## Assigned task
Exactly the lines from the start of the data through the line containing "### 1 The cell of the first run" should be output, with both ends kept and nothing added.

## Extracted records
# # # # #

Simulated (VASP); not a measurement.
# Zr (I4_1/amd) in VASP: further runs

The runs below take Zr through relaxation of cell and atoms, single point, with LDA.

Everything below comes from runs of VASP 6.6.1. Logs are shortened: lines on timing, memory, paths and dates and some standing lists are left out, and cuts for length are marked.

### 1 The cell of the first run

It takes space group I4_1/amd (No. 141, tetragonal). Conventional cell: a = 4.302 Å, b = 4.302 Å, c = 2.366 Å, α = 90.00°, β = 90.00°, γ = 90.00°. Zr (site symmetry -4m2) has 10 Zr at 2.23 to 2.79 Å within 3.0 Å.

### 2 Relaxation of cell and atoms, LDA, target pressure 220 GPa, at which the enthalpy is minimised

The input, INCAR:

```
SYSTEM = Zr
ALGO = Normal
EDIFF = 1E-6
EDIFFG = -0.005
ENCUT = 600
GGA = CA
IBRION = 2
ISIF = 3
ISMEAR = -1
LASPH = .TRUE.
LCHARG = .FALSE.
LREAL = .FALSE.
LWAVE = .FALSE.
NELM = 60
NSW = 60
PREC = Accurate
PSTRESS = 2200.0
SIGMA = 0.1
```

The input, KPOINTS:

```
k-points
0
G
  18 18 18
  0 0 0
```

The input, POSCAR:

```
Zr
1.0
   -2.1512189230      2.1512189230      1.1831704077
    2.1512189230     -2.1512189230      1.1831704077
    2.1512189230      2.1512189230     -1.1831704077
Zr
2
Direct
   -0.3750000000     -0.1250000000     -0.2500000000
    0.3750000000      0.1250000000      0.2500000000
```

# # # # #

## Written answer
Simulated (VASP); not a measurement.
# Zr (I4_1/amd) in VASP: further runs

The runs below take Zr through relaxation of cell and atoms, single point, with LDA.

Everything below comes from runs of VASP 6.6.1. Logs are shortened: lines on timing, memory, paths and dates and some standing lists are left out, and cuts for length are marked.

### 1 The cell of the first run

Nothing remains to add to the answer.